**Required action:** Where the records below reach the line containing "92.7 | 108.9 |", start transcribing, and end with the line containing "- HCl + Cl–SiH•–Cl", exactly and with nothing else added.

Extracted material Start Marker

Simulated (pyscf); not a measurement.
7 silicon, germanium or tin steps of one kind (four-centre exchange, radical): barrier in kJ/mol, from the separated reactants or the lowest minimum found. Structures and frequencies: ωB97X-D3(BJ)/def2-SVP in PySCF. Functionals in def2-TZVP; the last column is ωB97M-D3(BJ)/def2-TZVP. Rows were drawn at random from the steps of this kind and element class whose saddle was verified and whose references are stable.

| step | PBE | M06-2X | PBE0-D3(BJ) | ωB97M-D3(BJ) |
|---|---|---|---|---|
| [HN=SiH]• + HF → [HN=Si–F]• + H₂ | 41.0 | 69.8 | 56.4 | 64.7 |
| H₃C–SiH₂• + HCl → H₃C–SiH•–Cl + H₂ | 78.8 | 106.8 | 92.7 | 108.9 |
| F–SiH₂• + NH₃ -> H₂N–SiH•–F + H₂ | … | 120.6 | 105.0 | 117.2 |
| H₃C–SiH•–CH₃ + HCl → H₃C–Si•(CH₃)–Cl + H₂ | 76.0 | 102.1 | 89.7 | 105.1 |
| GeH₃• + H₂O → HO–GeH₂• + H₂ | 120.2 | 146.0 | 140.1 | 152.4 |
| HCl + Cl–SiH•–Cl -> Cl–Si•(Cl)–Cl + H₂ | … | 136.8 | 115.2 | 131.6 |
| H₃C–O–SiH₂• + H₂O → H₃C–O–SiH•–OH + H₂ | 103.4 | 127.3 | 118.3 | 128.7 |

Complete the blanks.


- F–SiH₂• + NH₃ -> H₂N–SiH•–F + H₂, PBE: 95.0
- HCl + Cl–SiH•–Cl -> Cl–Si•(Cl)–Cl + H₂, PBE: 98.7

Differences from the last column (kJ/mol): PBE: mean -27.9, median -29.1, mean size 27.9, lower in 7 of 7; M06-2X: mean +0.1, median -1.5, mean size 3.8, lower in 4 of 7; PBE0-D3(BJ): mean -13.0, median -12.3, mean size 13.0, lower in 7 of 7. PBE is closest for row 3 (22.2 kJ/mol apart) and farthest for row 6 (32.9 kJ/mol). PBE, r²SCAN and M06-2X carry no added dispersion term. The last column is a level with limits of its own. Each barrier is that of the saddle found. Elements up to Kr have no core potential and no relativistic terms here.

Extracted material End Marker

**Your solution:**
| H₃C–SiH₂• + HCl → H₃C–SiH•–Cl + H₂ | 78.8 | 106.8 | 92.7 | 108.9 |
| F–SiH₂• + NH₃ -> H₂N–SiH•–F + H₂ | … | 120.6 | 105.0 | 117.2 |
| H₃C–SiH•–CH₃ + HCl → H₃C–Si•(CH₃)–Cl + H₂ | 76.0 | 102.1 | 89.7 | 105.1 |
| GeH₃• + H₂O → HO–GeH₂• + H₂ | 120.2 | 146.0 | 140.1 | 152.4 |
| HCl + Cl–SiH•–Cl -> Cl–Si•(Cl)–Cl + H₂ | … | 136.8 | 115.2 | 131.6 |
| H₃C–O–SiH₂• + H₂O → H₃C–O–SiH•–OH + H₂ | 103.4 | 127.3 | 118.3 | 128.7 |

Complete the blanks.


- F–SiH₂• + NH₃ -> H₂N–SiH•–F + H₂, PBE: 95.0
- HCl + Cl–SiH•–Cl -> Cl–Si•(Cl)–Cl + H₂, PBE: 98.7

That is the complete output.